* _Work task_:
Using the records below, repeat exactly the lines from the one holding "Task: Give the" through the one holding "Result: point group C2v; any orientation.", both ends included, and no others.

○ ○ ○ ○ ○
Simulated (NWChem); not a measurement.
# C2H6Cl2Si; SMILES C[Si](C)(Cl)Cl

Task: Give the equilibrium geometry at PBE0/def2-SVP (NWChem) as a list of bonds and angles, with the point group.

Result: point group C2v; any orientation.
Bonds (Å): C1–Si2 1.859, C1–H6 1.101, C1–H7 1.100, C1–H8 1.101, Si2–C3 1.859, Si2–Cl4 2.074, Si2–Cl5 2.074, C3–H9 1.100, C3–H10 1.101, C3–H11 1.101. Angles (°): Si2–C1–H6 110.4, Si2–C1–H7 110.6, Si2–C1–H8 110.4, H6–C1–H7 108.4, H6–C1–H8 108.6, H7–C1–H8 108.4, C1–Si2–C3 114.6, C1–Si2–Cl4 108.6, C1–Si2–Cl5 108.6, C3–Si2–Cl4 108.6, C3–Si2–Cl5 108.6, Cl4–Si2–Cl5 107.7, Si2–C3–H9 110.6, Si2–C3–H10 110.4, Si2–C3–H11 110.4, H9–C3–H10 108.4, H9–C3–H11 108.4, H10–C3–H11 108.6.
○ ○ ○ ○ ○

* _Problem solution_:
Task: Give the equilibrium geometry at PBE0/def2-SVP (NWChem) as a list of bonds and angles, with the point group.

Result: point group C2v; any orientation.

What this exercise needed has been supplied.